* [WORK ORDER]: Copy out the records again. Change nothing.

* [GIVEN ENTRIES]:
◇ ◇ ◇ ◇

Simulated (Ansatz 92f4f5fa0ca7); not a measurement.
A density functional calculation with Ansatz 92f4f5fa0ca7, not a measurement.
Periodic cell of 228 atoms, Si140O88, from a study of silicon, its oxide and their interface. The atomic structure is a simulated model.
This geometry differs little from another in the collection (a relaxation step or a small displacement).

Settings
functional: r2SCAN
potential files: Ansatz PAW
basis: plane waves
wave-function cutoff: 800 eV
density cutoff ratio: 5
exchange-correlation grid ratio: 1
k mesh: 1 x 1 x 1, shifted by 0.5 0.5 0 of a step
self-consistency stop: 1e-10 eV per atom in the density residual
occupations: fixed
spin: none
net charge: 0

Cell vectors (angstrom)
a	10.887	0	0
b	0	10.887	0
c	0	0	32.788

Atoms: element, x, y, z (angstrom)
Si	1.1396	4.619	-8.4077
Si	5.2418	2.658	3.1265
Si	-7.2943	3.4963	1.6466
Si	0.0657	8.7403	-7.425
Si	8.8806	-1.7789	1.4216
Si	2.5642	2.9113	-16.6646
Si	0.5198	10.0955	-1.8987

◇ ◇ ◇ ◇

* [REPLY]:
Simulated (Ansatz 92f4f5fa0ca7); not a measurement.
A density functional calculation with Ansatz 92f4f5fa0ca7, not a measurement.
Periodic cell of 228 atoms, Si140O88, from a study of silicon, its oxide and their interface. The atomic structure is a simulated model.
This geometry differs little from another in the collection (a relaxation step or a small displacement).

Settings
functional: r2SCAN
potential files: Ansatz PAW
basis: plane waves
wave-function cutoff: 800 eV
density cutoff ratio: 5
exchange-correlation grid ratio: 1
k mesh: 1 x 1 x 1, shifted by 0.5 0.5 0 of a step
self-consistency stop: 1e-10 eV per atom in the density residual
occupations: fixed
spin: none
net charge: 0

Cell vectors (angstrom)
a	10.887	0	0
b	0	10.887	0
c	0	0	32.788

Atoms: element, x, y, z (angstrom)
Si	1.1396	4.619	-8.4077
Si	5.2418	2.658	3.1265
Si	-7.2943	3.4963	1.6466
Si	0.0657	8.7403	-7.425
Si	8.8806	-1.7789	1.4216
Si	2.5642	2.9113	-16.6646
Si	0.5198	10.0955	-1.8987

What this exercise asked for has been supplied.